_Task item:_ Only one stretch of the data below is wanted: the lines from the one with "Case: MoSi2 (C11b) type (I4/mmm, No. 139)." through the one with "and its energy.", repeated exactly.

_Recorded information:_
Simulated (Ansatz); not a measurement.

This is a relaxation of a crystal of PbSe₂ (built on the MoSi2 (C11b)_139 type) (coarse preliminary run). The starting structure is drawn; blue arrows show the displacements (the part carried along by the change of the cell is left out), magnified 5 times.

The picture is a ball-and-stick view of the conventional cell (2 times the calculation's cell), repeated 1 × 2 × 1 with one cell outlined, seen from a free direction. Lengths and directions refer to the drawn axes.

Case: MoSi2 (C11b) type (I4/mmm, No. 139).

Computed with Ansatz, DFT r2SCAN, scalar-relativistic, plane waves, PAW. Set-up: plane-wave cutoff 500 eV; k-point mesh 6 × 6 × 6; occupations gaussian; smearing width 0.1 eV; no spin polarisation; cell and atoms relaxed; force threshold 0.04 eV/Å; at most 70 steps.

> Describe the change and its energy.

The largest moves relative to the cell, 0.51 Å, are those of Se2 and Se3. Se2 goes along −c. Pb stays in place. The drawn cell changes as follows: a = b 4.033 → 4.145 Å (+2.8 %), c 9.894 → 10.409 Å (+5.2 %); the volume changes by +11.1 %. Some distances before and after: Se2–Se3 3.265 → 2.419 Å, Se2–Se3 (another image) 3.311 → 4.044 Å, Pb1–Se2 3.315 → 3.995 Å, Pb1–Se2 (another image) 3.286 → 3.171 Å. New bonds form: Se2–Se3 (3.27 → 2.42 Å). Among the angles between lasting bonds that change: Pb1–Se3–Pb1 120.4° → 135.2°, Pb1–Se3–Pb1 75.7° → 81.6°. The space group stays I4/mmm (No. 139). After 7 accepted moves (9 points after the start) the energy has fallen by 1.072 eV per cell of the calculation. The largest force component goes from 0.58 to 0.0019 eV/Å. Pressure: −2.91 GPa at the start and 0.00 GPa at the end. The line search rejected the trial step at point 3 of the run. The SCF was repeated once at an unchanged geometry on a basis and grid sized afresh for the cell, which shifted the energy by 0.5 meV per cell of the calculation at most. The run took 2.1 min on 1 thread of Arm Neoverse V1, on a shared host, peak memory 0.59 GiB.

_Your solution:_
Case: MoSi2 (C11b) type (I4/mmm, No. 139).

Computed with Ansatz, DFT r2SCAN, scalar-relativistic, plane waves, PAW. Set-up: plane-wave cutoff 500 eV; k-point mesh 6 × 6 × 6; occupations gaussian; smearing width 0.1 eV; no spin polarisation; cell and atoms relaxed; force threshold 0.04 eV/Å; at most 70 steps.

> Describe the change and its energy.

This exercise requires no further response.